___ GIVEN INFORMATION ___
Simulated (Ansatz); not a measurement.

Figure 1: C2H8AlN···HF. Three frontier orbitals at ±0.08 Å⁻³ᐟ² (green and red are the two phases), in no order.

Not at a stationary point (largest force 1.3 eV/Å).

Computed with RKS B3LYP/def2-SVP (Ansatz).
___

▶ **REQUIRED ACTION**:
Reproduce the material in full, with no word added or dropped.

▶ **ANSWER BOX**:
Simulated (Ansatz); not a measurement.

Figure 1: C2H8AlN···HF. Three frontier orbitals at ±0.08 Å⁻³ᐟ² (green and red are the two phases), in no order.

Not at a stationary point (largest force 1.3 eV/Å).

Computed with RKS B3LYP/def2-SVP (Ansatz).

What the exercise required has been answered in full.